----- STORED DATA

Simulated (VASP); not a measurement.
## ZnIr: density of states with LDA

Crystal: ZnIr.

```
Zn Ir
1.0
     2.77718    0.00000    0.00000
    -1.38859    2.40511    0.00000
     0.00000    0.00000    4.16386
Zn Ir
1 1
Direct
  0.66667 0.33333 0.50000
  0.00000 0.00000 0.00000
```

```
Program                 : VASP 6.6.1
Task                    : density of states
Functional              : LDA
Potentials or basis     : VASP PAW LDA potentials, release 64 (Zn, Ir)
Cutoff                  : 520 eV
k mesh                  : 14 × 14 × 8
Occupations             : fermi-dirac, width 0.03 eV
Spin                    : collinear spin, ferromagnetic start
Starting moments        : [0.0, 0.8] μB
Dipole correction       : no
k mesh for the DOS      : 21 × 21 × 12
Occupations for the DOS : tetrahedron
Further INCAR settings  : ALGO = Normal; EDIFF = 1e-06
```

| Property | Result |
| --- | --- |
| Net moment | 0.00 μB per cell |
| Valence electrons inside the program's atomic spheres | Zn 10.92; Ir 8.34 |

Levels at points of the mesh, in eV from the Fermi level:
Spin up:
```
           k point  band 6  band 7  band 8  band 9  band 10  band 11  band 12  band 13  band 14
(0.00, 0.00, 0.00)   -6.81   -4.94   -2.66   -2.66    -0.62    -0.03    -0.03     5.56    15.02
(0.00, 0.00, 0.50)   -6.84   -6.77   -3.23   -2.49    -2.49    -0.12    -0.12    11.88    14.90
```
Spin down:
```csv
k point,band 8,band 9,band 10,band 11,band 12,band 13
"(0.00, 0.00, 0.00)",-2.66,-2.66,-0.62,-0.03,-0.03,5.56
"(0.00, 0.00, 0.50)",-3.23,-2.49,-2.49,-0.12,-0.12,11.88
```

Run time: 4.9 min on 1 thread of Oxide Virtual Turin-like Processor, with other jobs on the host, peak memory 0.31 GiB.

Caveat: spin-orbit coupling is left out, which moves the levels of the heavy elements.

----------

Reproduce exactly every line that sits between the start of the entries and the line bearing "Run time: 4.9", counting both of those lines.

Simulated (VASP); not a measurement.
## ZnIr: density of states with LDA

Crystal: ZnIr.

```
Zn Ir
1.0
     2.77718    0.00000    0.00000
    -1.38859    2.40511    0.00000
     0.00000    0.00000    4.16386
Zn Ir
1 1
Direct
  0.66667 0.33333 0.50000
  0.00000 0.00000 0.00000
```

```
Program                 : VASP 6.6.1
Task                    : density of states
Functional              : LDA
Potentials or basis     : VASP PAW LDA potentials, release 64 (Zn, Ir)
Cutoff                  : 520 eV
k mesh                  : 14 × 14 × 8
Occupations             : fermi-dirac, width 0.03 eV
Spin                    : collinear spin, ferromagnetic start
Starting moments        : [0.0, 0.8] μB
Dipole correction       : no
k mesh for the DOS      : 21 × 21 × 12
Occupations for the DOS : tetrahedron
Further INCAR settings  : ALGO = Normal; EDIFF = 1e-06
```

| Property | Result |
| --- | --- |
| Net moment | 0.00 μB per cell |
| Valence electrons inside the program's atomic spheres | Zn 10.92; Ir 8.34 |

Levels at points of the mesh, in eV from the Fermi level:
Spin up:
```
           k point  band 6  band 7  band 8  band 9  band 10  band 11  band 12  band 13  band 14
(0.00, 0.00, 0.00)   -6.81   -4.94   -2.66   -2.66    -0.62    -0.03    -0.03     5.56    15.02
(0.00, 0.00, 0.50)   -6.84   -6.77   -3.23   -2.49    -2.49    -0.12    -0.12    11.88    14.90
```
Spin down:
```csv
k point,band 8,band 9,band 10,band 11,band 12,band 13
"(0.00, 0.00, 0.00)",-2.66,-2.66,-0.62,-0.03,-0.03,5.56
"(0.00, 0.00, 0.50)",-3.23,-2.49,-2.49,-0.12,-0.12,11.88
```

Run time: 4.9 min on 1 thread of Oxide Virtual Turin-like Processor, with other jobs on the host, peak memory 0.31 GiB.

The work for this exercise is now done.